Dataset extract
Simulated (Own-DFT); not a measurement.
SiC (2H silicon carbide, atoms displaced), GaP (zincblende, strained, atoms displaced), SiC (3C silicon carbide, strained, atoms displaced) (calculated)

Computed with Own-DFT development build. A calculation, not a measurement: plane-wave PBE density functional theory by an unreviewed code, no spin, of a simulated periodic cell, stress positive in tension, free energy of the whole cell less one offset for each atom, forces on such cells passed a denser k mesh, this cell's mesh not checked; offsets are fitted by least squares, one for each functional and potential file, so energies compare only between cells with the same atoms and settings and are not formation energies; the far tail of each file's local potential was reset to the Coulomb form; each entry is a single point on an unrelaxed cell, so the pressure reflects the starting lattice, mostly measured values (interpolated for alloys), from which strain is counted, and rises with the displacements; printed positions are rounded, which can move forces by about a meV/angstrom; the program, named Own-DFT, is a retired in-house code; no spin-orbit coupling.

Exercise
All of the records above are to be printed again exactly as they appear.

Exercise response
Simulated (Own-DFT); not a measurement.
SiC (2H silicon carbide, atoms displaced), GaP (zincblende, strained, atoms displaced), SiC (3C silicon carbide, strained, atoms displaced) (calculated)

Computed with Own-DFT development build. A calculation, not a measurement: plane-wave PBE density functional theory by an unreviewed code, no spin, of a simulated periodic cell, stress positive in tension, free energy of the whole cell less one offset for each atom, forces on such cells passed a denser k mesh, this cell's mesh not checked; offsets are fitted by least squares, one for each functional and potential file, so energies compare only between cells with the same atoms and settings and are not formation energies; the far tail of each file's local potential was reset to the Coulomb form; each entry is a single point on an unrelaxed cell, so the pressure reflects the starting lattice, mostly measured values (interpolated for alloys), from which strain is counted, and rises with the displacements; printed positions are rounded, which can move forces by about a meV/angstrom; the program, named Own-DFT, is a retired in-house code; no spin-orbit coupling.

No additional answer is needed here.